Data extract:
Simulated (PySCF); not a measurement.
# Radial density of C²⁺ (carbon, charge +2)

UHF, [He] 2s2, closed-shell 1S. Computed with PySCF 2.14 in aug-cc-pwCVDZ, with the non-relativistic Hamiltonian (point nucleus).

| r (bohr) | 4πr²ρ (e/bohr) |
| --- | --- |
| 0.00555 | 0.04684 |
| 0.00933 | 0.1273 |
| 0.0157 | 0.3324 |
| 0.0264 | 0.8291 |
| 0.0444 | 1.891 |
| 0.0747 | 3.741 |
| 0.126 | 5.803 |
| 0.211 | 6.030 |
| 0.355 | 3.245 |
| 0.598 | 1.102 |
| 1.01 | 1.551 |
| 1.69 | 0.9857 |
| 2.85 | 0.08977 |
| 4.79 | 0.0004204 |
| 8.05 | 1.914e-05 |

Assigned task:
Your task is to output the material above exactly.

Answer space:
Simulated (PySCF); not a measurement.
# Radial density of C²⁺ (carbon, charge +2)

UHF, [He] 2s2, closed-shell 1S. Computed with PySCF 2.14 in aug-cc-pwCVDZ, with the non-relativistic Hamiltonian (point nucleus).

| r (bohr) | 4πr²ρ (e/bohr) |
| --- | --- |
| 0.00555 | 0.04684 |
| 0.00933 | 0.1273 |
| 0.0157 | 0.3324 |
| 0.0264 | 0.8291 |
| 0.0444 | 1.891 |
| 0.0747 | 3.741 |
| 0.126 | 5.803 |
| 0.211 | 6.030 |
| 0.355 | 3.245 |
| 0.598 | 1.102 |
| 1.01 | 1.551 |
| 1.69 | 0.9857 |
| 2.85 | 0.08977 |
| 4.79 | 0.0004204 |
| 8.05 | 1.914e-05 |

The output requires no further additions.